REQUIRED ACTION :: Beginning at the line containing "the first run**" in the material below and ending at the line containing "It takes space", return each line exactly and add nothing.

───── LISTED ENTRIES ─────

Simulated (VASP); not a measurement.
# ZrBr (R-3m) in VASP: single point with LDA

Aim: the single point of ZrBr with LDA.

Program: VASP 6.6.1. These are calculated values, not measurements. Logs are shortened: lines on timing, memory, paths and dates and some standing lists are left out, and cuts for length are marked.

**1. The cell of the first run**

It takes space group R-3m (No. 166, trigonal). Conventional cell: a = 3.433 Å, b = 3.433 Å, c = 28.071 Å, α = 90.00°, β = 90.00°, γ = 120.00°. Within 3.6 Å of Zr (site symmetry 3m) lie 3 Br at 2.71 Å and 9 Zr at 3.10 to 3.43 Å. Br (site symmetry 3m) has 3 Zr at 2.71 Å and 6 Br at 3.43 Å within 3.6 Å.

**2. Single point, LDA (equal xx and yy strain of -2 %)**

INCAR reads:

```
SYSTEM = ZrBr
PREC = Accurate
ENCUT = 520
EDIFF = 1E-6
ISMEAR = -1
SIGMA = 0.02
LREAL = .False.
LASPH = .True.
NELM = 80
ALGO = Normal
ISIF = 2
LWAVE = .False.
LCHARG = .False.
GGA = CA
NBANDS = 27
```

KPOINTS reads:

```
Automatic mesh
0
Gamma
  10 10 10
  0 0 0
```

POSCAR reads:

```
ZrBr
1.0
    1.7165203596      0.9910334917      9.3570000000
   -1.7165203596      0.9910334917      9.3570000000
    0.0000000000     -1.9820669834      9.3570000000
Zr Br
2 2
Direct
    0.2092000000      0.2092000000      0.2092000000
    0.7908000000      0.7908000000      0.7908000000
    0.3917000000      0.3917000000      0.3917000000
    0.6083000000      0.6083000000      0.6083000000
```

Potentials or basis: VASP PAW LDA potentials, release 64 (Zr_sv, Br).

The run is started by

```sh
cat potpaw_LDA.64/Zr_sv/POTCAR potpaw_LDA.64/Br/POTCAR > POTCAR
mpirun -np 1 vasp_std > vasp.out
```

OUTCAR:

─────

RESPONSE BOX ::
**1. The cell of the first run**

It takes space group R-3m (No. 166, trigonal). Conventional cell: a = 3.433 Å, b = 3.433 Å, c = 28.071 Å, α = 90.00°, β = 90.00°, γ = 120.00°. Within 3.6 Å of Zr (site symmetry 3m) lie 3 Br at 2.71 Å and 9 Zr at 3.10 to 3.43 Å. Br (site symmetry 3m) has 3 Zr at 2.71 Å and 6 Br at 3.43 Å within 3.6 Å.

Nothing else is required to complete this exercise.